···

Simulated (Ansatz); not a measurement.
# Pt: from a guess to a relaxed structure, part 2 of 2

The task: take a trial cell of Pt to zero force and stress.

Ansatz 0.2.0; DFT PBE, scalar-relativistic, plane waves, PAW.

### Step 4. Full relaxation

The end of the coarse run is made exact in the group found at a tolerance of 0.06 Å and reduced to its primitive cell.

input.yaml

···

Retype every line of the material exactly as given.

▸ ANSWER SECTION:
Simulated (Ansatz); not a measurement.
# Pt: from a guess to a relaxed structure, part 2 of 2

The task: take a trial cell of Pt to zero force and stress.

Ansatz 0.2.0; DFT PBE, scalar-relativistic, plane waves, PAW.

### Step 4. Full relaxation

The end of the coarse run is made exact in the group found at a tolerance of 0.06 Å and reduced to its primitive cell.

input.yaml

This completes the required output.